→ Work request:
Working from the entries below, give again each line from the first through the one containing "Question: What does", exactly and with nothing else.

Records provided START
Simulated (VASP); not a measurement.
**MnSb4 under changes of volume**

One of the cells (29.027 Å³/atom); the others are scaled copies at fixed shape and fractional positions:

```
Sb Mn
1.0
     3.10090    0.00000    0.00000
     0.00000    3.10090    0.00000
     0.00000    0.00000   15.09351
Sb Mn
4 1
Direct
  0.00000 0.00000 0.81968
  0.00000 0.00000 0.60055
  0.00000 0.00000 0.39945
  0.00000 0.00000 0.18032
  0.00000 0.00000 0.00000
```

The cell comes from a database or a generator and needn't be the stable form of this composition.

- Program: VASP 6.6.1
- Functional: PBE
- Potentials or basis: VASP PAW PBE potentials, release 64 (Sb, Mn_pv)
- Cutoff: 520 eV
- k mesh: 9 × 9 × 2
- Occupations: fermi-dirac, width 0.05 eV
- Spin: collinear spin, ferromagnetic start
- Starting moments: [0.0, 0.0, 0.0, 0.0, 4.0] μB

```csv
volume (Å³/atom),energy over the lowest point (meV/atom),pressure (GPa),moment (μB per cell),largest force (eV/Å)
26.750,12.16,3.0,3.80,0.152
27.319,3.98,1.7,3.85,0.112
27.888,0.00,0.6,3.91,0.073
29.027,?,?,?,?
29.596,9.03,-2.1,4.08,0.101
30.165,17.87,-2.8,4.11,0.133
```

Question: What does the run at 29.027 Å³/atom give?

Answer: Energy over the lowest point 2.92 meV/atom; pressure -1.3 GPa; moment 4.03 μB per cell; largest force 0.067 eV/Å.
Records provided END

→ Problem solution:
Simulated (VASP); not a measurement.
**MnSb4 under changes of volume**

One of the cells (29.027 Å³/atom); the others are scaled copies at fixed shape and fractional positions:

```
Sb Mn
1.0
     3.10090    0.00000    0.00000
     0.00000    3.10090    0.00000
     0.00000    0.00000   15.09351
Sb Mn
4 1
Direct
  0.00000 0.00000 0.81968
  0.00000 0.00000 0.60055
  0.00000 0.00000 0.39945
  0.00000 0.00000 0.18032
  0.00000 0.00000 0.00000
```

The cell comes from a database or a generator and needn't be the stable form of this composition.

- Program: VASP 6.6.1
- Functional: PBE
- Potentials or basis: VASP PAW PBE potentials, release 64 (Sb, Mn_pv)
- Cutoff: 520 eV
- k mesh: 9 × 9 × 2
- Occupations: fermi-dirac, width 0.05 eV
- Spin: collinear spin, ferromagnetic start
- Starting moments: [0.0, 0.0, 0.0, 0.0, 4.0] μB

```csv
volume (Å³/atom),energy over the lowest point (meV/atom),pressure (GPa),moment (μB per cell),largest force (eV/Å)
26.750,12.16,3.0,3.80,0.152
27.319,3.98,1.7,3.85,0.112
27.888,0.00,0.6,3.91,0.073
29.027,?,?,?,?
29.596,9.03,-2.1,4.08,0.101
30.165,17.87,-2.8,4.11,0.133
```

Question: What does the run at 29.027 Å³/atom give?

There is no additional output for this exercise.